**Data under study:**
▬▬▬▬▬▬

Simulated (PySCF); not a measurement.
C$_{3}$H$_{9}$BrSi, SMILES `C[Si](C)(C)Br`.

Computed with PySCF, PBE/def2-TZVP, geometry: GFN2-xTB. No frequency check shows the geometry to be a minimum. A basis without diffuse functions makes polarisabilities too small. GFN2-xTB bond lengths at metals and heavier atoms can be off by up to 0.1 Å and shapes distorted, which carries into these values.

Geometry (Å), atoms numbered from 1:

▬▬▬▬▬▬

**Work task:**
The records above are to be restated word for word, in full.

**Written response:**
Simulated (PySCF); not a measurement.
C$_{3}$H$_{9}$BrSi, SMILES `C[Si](C)(C)Br`.

Computed with PySCF, PBE/def2-TZVP, geometry: GFN2-xTB. No frequency check shows the geometry to be a minimum. A basis without diffuse functions makes polarisabilities too small. GFN2-xTB bond lengths at metals and heavier atoms can be off by up to 0.1 Å and shapes distorted, which carries into these values.

Geometry (Å), atoms numbered from 1:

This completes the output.